_Material shown_:
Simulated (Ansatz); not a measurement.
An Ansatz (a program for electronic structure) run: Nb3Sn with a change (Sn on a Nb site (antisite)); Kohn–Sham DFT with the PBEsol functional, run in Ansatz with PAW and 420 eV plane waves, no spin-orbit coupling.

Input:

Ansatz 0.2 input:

_Work item_:
Restate verbatim the first line above and all lines after it through the line containing "An Ansatz (a"; omit the rest.

_Written solution_:
Simulated (Ansatz); not a measurement.
An Ansatz (a program for electronic structure) run: Nb3Sn with a change (Sn on a Nb site (antisite)); Kohn–Sham DFT with the PBEsol functional, run in Ansatz with PAW and 420 eV plane waves, no spin-orbit coupling.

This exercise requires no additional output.